Start of Block

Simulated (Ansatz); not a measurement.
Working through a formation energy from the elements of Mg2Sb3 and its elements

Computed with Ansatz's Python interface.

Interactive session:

End of Block

**Requirement:**
Write the data out again. Match it word for word.

**Written solution:**
Simulated (Ansatz); not a measurement.
Working through a formation energy from the elements of Mg2Sb3 and its elements

Computed with Ansatz's Python interface.

Interactive session:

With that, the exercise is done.